▶ _Supplied material_:
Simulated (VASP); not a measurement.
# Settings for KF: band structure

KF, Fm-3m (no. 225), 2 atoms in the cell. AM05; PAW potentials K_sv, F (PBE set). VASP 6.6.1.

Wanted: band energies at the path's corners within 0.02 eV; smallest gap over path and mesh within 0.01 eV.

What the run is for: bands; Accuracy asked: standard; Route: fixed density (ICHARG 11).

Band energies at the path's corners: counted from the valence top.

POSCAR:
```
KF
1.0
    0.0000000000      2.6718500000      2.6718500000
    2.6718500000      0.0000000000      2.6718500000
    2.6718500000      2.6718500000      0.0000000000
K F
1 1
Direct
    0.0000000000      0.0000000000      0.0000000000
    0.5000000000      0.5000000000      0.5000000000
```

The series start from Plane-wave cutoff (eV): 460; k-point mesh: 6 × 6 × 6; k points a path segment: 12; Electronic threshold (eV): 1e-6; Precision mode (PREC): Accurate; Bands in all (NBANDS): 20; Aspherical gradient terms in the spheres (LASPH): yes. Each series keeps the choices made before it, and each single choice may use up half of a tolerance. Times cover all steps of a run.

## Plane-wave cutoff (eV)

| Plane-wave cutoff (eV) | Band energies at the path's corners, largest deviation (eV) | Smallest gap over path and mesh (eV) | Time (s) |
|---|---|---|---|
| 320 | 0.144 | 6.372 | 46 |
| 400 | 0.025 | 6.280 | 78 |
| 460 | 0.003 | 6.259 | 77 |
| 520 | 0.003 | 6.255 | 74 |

▶ _Work instruction_: Restate every record above, exactly, in full.

▶ _Task answer_:
Simulated (VASP); not a measurement.
# Settings for KF: band structure

KF, Fm-3m (no. 225), 2 atoms in the cell. AM05; PAW potentials K_sv, F (PBE set). VASP 6.6.1.

Wanted: band energies at the path's corners within 0.02 eV; smallest gap over path and mesh within 0.01 eV.

What the run is for: bands; Accuracy asked: standard; Route: fixed density (ICHARG 11).

Band energies at the path's corners: counted from the valence top.

POSCAR:
```
KF
1.0
    0.0000000000      2.6718500000      2.6718500000
    2.6718500000      0.0000000000      2.6718500000
    2.6718500000      2.6718500000      0.0000000000
K F
1 1
Direct
    0.0000000000      0.0000000000      0.0000000000
    0.5000000000      0.5000000000      0.5000000000
```

The series start from Plane-wave cutoff (eV): 460; k-point mesh: 6 × 6 × 6; k points a path segment: 12; Electronic threshold (eV): 1e-6; Precision mode (PREC): Accurate; Bands in all (NBANDS): 20; Aspherical gradient terms in the spheres (LASPH): yes. Each series keeps the choices made before it, and each single choice may use up half of a tolerance. Times cover all steps of a run.

## Plane-wave cutoff (eV)

| Plane-wave cutoff (eV) | Band energies at the path's corners, largest deviation (eV) | Smallest gap over path and mesh (eV) | Time (s) |
|---|---|---|---|
| 320 | 0.144 | 6.372 | 46 |
| 400 | 0.025 | 6.280 | 78 |
| 460 | 0.003 | 6.259 | 77 |
| 520 | 0.003 | 6.255 | 74 |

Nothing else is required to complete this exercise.